RECORDS SUPPLIED: Begin

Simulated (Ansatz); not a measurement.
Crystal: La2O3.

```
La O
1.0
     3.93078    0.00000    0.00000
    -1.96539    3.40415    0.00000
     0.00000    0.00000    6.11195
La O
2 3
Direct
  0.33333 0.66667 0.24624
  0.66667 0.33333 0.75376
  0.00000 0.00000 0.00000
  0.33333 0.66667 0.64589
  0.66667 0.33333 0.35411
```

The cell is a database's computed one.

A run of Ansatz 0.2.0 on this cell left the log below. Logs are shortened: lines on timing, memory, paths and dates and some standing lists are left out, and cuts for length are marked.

RECORDS SUPPLIED: End

Of the entries above, repeat exactly the lines between the line with "Crystal: La2O3." and the line with "The cell is a database's computed one.", inclusive, and no others.

Crystal: La2O3.

```
La O
1.0
     3.93078    0.00000    0.00000
    -1.96539    3.40415    0.00000
     0.00000    0.00000    6.11195
La O
2 3
Direct
  0.33333 0.66667 0.24624
  0.66667 0.33333 0.75376
  0.00000 0.00000 0.00000
  0.33333 0.66667 0.64589
  0.66667 0.33333 0.35411
```

The cell is a database's computed one.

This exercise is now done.